Please copy out the entries until you have copied the line that contains "Settings that differ: Pa-3: k", beginning with the first line.

Source material section start

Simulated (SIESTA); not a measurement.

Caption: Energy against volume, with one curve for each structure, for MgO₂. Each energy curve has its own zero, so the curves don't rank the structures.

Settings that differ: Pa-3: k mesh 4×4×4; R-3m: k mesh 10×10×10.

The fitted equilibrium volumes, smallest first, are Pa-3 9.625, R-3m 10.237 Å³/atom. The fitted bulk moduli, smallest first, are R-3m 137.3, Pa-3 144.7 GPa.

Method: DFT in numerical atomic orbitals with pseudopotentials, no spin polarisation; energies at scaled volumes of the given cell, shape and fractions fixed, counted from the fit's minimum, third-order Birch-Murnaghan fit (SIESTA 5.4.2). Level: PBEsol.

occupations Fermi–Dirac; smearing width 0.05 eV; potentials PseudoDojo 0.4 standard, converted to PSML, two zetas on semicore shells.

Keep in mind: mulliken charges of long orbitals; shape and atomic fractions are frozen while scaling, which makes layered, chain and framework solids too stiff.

Source material section end

Problem solution:
Simulated (SIESTA); not a measurement.

Caption: Energy against volume, with one curve for each structure, for MgO₂. Each energy curve has its own zero, so the curves don't rank the structures.

Settings that differ: Pa-3: k mesh 4×4×4; R-3m: k mesh 10×10×10.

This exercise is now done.